### Assignment
All lines from the first line of the material up to and including the line with "The panels show" must be copied exactly, and no others.

--- Provided data Enclosed Below ---

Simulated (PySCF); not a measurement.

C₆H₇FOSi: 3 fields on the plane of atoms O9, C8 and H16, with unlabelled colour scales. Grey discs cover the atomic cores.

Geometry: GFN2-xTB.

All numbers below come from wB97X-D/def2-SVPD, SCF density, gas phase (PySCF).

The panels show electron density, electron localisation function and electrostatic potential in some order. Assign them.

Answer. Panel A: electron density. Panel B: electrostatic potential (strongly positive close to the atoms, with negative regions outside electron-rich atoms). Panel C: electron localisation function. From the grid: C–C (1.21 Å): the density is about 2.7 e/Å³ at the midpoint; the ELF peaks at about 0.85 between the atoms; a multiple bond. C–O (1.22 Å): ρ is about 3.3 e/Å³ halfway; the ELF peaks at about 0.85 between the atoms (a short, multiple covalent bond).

--- End of Enclosed Provided data ---

### Task answer
Simulated (PySCF); not a measurement.

C₆H₇FOSi: 3 fields on the plane of atoms O9, C8 and H16, with unlabelled colour scales. Grey discs cover the atomic cores.

Geometry: GFN2-xTB.

All numbers below come from wB97X-D/def2-SVPD, SCF density, gas phase (PySCF).

The panels show electron density, electron localisation function and electrostatic potential in some order. Assign them.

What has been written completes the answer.